▶ **Entries provided**
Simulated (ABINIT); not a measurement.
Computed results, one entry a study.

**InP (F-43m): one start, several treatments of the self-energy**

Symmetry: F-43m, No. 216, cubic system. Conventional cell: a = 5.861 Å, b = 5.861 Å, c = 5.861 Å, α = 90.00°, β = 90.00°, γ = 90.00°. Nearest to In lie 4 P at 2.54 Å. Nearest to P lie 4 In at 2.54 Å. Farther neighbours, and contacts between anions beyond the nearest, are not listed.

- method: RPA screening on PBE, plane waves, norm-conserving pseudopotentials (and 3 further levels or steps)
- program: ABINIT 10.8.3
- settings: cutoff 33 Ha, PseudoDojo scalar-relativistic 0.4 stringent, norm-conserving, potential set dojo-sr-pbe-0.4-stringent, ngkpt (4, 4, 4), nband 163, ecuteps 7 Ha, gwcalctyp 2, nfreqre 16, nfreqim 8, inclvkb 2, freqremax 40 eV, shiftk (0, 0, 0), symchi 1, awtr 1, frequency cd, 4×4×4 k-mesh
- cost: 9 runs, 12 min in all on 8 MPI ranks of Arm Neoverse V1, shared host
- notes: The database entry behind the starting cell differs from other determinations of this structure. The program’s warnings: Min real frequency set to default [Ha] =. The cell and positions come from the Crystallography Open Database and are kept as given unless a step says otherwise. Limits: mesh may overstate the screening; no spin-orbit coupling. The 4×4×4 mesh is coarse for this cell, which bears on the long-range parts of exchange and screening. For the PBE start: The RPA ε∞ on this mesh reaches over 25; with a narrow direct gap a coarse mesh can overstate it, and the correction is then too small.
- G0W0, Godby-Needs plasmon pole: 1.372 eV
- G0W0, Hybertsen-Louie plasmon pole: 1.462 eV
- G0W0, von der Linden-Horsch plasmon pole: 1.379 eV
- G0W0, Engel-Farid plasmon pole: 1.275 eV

▶ **Activity**
After locating the line with "- notes: The" above, return that line and every later line through the one with "- G0W0, von", word for word and with nothing else.

▶ **Expected answer**
- notes: The database entry behind the starting cell differs from other determinations of this structure. The program’s warnings: Min real frequency set to default [Ha] =. The cell and positions come from the Crystallography Open Database and are kept as given unless a step says otherwise. Limits: mesh may overstate the screening; no spin-orbit coupling. The 4×4×4 mesh is coarse for this cell, which bears on the long-range parts of exchange and screening. For the PBE start: The RPA ε∞ on this mesh reaches over 25; with a narrow direct gap a coarse mesh can overstate it, and the correction is then too small.
- G0W0, Godby-Needs plasmon pole: 1.372 eV
- G0W0, Hybertsen-Louie plasmon pole: 1.462 eV
- G0W0, von der Linden-Horsch plasmon pole: 1.379 eV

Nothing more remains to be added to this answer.